-- Entries supplied follows --
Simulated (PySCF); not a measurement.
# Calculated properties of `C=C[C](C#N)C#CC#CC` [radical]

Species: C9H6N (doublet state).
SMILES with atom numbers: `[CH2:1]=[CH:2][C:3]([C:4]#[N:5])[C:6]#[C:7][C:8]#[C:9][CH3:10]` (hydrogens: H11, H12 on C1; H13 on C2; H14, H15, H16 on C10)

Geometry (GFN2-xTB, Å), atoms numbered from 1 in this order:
-- Entries supplied concluded --

# Work order:
Write out, from the lines above, only those from the line with "Species: C9H6N (doublet state)." to the line with "SMILES with atom", exactly as given, including the first and the last.

# Written response:
Species: C9H6N (doublet state).
SMILES with atom numbers: `[CH2:1]=[CH:2][C:3]([C:4]#[N:5])[C:6]#[C:7][C:8]#[C:9][CH3:10]` (hydrogens: H11, H12 on C1; H13 on C2; H14, H15, H16 on C10)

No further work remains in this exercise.